Work item
Go through the data below and retype all of it exactly.

Data to examine
┄┄┄┄┄┄┄┄┄┄┄┄┄┄┄┄┄┄┄┄

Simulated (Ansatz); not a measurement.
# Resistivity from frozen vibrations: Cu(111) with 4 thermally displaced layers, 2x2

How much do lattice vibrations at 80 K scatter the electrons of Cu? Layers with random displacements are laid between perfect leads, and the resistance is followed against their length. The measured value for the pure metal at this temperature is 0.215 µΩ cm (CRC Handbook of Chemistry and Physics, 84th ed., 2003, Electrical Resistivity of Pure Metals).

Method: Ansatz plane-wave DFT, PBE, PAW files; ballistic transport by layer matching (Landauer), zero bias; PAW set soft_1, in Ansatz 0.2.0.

┄┄┄┄┄┄┄┄┄┄┄┄┄┄┄┄┄┄┄┄

Solution
Simulated (Ansatz); not a measurement.
# Resistivity from frozen vibrations: Cu(111) with 4 thermally displaced layers, 2x2

How much do lattice vibrations at 80 K scatter the electrons of Cu? Layers with random displacements are laid between perfect leads, and the resistance is followed against their length. The measured value for the pure metal at this temperature is 0.215 µΩ cm (CRC Handbook of Chemistry and Physics, 84th ed., 2003, Electrical Resistivity of Pure Metals).

Method: Ansatz plane-wave DFT, PBE, PAW files; ballistic transport by layer matching (Landauer), zero bias; PAW set soft_1, in Ansatz 0.2.0.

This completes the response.